EXERCISE:
Reproduce, from the lines below, exactly the stretch that begins at the line containing "3. A = 2.02613" and ends at the line containing "4. The partial", both included.

INFORMATION SUPPLIED:
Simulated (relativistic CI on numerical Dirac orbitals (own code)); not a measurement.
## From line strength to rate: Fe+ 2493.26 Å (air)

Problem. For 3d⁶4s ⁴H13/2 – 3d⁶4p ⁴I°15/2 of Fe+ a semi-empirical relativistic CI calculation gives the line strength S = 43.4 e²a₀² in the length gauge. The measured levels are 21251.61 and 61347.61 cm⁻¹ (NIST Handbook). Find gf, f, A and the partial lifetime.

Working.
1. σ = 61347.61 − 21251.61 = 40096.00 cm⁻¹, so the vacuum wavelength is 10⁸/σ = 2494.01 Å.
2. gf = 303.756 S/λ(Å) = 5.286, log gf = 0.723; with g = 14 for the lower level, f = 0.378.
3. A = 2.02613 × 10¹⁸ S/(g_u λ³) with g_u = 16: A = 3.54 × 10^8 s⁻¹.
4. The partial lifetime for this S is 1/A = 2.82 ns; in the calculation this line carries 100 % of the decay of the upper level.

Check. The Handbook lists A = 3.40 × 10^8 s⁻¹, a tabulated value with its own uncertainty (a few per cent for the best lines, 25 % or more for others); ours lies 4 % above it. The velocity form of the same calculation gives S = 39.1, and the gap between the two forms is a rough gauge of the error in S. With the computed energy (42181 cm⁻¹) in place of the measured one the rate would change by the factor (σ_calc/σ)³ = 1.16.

EXERCISE SOLUTION:
3. A = 2.02613 × 10¹⁸ S/(g_u λ³) with g_u = 16: A = 3.54 × 10^8 s⁻¹.
4. The partial lifetime for this S is 1/A = 2.82 ns; in the calculation this line carries 100 % of the decay of the upper level.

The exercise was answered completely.